◆ Data under study:
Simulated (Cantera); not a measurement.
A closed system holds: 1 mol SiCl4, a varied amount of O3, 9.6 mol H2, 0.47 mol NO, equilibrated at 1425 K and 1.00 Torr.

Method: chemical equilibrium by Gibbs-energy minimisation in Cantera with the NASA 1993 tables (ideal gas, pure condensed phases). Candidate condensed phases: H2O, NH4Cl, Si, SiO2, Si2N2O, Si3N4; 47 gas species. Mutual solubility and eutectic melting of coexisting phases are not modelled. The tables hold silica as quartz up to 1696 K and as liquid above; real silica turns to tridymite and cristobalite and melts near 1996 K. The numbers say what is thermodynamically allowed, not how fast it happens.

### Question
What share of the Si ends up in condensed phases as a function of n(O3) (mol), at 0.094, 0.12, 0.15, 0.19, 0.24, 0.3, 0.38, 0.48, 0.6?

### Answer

◆ Action item: Begin with the line that has "A closed system" in the listing above and end after the line that has "What share of"; output those lines exactly.

◆ Answer box:
A closed system holds: 1 mol SiCl4, a varied amount of O3, 9.6 mol H2, 0.47 mol NO, equilibrated at 1425 K and 1.00 Torr.

Method: chemical equilibrium by Gibbs-energy minimisation in Cantera with the NASA 1993 tables (ideal gas, pure condensed phases). Candidate condensed phases: H2O, NH4Cl, Si, SiO2, Si2N2O, Si3N4; 47 gas species. Mutual solubility and eutectic melting of coexisting phases are not modelled. The tables hold silica as quartz up to 1696 K and as liquid above; real silica turns to tridymite and cristobalite and melts near 1996 K. The numbers say what is thermodynamically allowed, not how fast it happens.

### Question
What share of the Si ends up in condensed phases as a function of n(O3) (mol), at 0.094, 0.12, 0.15, 0.19, 0.24, 0.3, 0.38, 0.48, 0.6?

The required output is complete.